ASSIGNED TASK:
Go through the listing and copy every line word for word.

EXTRACTED RECORDS:
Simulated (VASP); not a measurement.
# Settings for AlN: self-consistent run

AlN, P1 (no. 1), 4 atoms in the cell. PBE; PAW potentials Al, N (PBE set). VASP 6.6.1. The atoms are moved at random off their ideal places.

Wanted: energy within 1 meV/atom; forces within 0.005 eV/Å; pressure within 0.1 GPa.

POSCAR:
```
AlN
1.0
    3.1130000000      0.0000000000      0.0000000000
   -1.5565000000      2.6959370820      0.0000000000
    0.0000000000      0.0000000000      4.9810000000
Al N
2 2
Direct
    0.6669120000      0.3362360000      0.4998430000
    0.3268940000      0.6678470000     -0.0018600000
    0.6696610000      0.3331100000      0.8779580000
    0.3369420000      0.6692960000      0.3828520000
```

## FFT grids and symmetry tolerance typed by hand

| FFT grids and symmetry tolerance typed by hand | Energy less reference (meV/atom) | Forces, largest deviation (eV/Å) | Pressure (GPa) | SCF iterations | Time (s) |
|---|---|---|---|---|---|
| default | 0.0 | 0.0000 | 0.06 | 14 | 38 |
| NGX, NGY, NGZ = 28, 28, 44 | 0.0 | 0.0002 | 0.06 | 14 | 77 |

TASK OUTPUT:
Simulated (VASP); not a measurement.
# Settings for AlN: self-consistent run

AlN, P1 (no. 1), 4 atoms in the cell. PBE; PAW potentials Al, N (PBE set). VASP 6.6.1. The atoms are moved at random off their ideal places.

Wanted: energy within 1 meV/atom; forces within 0.005 eV/Å; pressure within 0.1 GPa.

POSCAR:
```
AlN
1.0
    3.1130000000      0.0000000000      0.0000000000
   -1.5565000000      2.6959370820      0.0000000000
    0.0000000000      0.0000000000      4.9810000000
Al N
2 2
Direct
    0.6669120000      0.3362360000      0.4998430000
    0.3268940000      0.6678470000     -0.0018600000
    0.6696610000      0.3331100000      0.8779580000
    0.3369420000      0.6692960000      0.3828520000
```

## FFT grids and symmetry tolerance typed by hand

| FFT grids and symmetry tolerance typed by hand | Energy less reference (meV/atom) | Forces, largest deviation (eV/Å) | Pressure (GPa) | SCF iterations | Time (s) |
|---|---|---|---|---|---|
| default | 0.0 | 0.0000 | 0.06 | 14 | 38 |
| NGX, NGY, NGZ = 28, 28, 44 | 0.0 | 0.0002 | 0.06 | 14 | 77 |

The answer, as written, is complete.